**Dataset extract**.
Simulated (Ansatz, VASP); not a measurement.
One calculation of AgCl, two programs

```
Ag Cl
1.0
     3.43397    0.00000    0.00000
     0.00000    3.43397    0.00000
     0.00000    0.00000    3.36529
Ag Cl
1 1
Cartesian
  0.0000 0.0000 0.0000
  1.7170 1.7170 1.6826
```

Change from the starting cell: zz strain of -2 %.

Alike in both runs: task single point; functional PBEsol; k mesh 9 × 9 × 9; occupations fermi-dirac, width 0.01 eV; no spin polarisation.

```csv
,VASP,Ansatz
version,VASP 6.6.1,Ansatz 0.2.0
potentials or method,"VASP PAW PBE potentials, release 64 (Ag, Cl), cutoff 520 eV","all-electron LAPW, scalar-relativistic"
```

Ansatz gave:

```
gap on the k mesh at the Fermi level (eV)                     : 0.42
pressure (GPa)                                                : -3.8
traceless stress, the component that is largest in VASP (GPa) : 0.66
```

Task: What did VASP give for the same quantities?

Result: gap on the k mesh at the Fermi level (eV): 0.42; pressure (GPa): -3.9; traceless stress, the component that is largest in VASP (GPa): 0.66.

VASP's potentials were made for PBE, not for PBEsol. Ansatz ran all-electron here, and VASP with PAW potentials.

**Assigned task**.
From the data above, return every line from the line that has "One calculation of AgCl, two programs" up to and including the line that has "Result: gap on", exactly.

**Task answer**.
One calculation of AgCl, two programs

```
Ag Cl
1.0
     3.43397    0.00000    0.00000
     0.00000    3.43397    0.00000
     0.00000    0.00000    3.36529
Ag Cl
1 1
Cartesian
  0.0000 0.0000 0.0000
  1.7170 1.7170 1.6826
```

Change from the starting cell: zz strain of -2 %.

Alike in both runs: task single point; functional PBEsol; k mesh 9 × 9 × 9; occupations fermi-dirac, width 0.01 eV; no spin polarisation.

```csv
,VASP,Ansatz
version,VASP 6.6.1,Ansatz 0.2.0
potentials or method,"VASP PAW PBE potentials, release 64 (Ag, Cl), cutoff 520 eV","all-electron LAPW, scalar-relativistic"
```

Ansatz gave:

```
gap on the k mesh at the Fermi level (eV)                     : 0.42
pressure (GPa)                                                : -3.8
traceless stress, the component that is largest in VASP (GPa) : 0.66
```

Task: What did VASP give for the same quantities?

Result: gap on the k mesh at the Fermi level (eV): 0.42; pressure (GPa): -3.9; traceless stress, the component that is largest in VASP (GPa): 0.66.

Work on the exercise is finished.